====== Material provided

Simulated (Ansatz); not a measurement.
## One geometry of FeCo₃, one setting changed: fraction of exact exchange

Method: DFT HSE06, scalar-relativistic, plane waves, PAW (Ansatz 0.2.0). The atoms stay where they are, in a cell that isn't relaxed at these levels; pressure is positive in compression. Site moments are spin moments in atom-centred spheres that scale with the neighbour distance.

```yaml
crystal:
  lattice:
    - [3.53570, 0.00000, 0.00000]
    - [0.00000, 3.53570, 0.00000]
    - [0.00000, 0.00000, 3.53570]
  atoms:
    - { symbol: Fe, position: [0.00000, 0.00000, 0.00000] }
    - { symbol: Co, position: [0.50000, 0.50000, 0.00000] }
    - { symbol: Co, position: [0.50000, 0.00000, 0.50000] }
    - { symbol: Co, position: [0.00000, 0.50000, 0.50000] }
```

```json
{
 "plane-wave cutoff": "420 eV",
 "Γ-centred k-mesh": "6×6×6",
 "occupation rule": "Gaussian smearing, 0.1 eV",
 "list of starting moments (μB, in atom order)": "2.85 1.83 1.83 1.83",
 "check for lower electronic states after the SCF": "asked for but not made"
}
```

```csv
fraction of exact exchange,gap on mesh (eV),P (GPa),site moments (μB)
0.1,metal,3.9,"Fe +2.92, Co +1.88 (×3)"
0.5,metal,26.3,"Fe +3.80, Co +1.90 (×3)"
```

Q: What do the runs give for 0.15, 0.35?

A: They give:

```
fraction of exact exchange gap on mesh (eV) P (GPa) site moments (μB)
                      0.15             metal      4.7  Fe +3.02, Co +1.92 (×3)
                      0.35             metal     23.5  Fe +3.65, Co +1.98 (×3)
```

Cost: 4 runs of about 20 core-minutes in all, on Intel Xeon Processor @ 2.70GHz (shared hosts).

============

▸ **Brief**
The response must repeat exactly the lines from the top of the material through the line containing "## One geometry", both included, with no other output.

▸ **Worked solution**
Simulated (Ansatz); not a measurement.
## One geometry of FeCo₃, one setting changed: fraction of exact exchange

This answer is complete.